▶ **REQUIRED ACTION**
Copy the records below verbatim, from the first line through the line containing "YTe: a film clamped to a substrate", inclusive, and output nothing else.

▶ **DATA TO EXAMINE**
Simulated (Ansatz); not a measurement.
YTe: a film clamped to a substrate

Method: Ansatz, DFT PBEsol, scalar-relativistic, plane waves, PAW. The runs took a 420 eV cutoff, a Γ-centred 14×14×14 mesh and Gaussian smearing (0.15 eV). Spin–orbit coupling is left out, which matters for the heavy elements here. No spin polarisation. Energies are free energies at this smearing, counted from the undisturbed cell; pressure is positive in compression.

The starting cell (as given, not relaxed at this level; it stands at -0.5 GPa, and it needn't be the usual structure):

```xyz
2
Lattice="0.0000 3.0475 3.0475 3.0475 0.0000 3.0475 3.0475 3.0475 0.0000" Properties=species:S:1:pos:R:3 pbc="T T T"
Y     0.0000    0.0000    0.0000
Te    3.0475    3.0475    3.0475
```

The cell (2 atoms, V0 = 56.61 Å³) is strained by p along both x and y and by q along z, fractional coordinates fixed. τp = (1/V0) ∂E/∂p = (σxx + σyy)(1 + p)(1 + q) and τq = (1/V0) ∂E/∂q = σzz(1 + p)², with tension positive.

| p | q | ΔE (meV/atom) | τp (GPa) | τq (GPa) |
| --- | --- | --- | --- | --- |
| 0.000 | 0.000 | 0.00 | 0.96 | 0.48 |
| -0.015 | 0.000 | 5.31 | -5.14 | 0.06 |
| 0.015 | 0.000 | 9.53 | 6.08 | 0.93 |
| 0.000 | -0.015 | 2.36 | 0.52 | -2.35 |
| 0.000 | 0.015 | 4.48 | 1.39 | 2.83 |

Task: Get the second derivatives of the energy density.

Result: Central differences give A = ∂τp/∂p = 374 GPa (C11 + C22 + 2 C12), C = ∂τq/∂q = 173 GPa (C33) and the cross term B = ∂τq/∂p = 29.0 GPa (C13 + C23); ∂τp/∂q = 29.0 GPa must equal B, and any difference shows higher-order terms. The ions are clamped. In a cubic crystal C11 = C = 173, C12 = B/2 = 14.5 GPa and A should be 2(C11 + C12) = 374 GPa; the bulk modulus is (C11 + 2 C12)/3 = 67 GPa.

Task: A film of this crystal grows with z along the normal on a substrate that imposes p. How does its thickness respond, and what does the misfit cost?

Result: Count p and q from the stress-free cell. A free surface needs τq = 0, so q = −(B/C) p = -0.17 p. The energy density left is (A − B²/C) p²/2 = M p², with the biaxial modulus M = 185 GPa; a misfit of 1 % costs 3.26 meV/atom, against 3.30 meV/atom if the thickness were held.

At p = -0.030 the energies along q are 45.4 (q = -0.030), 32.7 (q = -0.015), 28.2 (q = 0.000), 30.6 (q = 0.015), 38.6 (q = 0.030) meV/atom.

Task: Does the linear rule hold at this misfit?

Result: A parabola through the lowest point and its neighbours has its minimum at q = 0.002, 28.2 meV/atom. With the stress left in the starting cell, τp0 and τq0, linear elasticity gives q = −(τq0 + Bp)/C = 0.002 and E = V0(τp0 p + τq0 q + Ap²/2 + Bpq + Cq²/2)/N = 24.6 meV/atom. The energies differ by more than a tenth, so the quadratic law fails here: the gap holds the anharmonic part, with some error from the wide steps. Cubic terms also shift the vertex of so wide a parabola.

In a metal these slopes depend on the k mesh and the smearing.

▶ **TASK SOLUTION**
Simulated (Ansatz); not a measurement.
YTe: a film clamped to a substrate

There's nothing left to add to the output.